Record set:
# # #

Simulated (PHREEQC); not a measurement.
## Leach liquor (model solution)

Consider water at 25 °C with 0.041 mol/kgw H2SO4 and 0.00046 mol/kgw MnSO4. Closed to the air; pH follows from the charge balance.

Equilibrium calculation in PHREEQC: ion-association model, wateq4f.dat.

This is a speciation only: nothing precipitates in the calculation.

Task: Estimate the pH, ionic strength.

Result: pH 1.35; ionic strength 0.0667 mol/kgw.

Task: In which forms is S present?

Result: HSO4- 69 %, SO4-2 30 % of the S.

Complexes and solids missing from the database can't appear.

# # #

Work request:
Transcribe, with no changes, the listing above from its first line through the line with "This is a speciation", including that line, and stop once it is done.

Exercise output:
Simulated (PHREEQC); not a measurement.
## Leach liquor (model solution)

Consider water at 25 °C with 0.041 mol/kgw H2SO4 and 0.00046 mol/kgw MnSO4. Closed to the air; pH follows from the charge balance.

Equilibrium calculation in PHREEQC: ion-association model, wateq4f.dat.

This is a speciation only: nothing precipitates in the calculation.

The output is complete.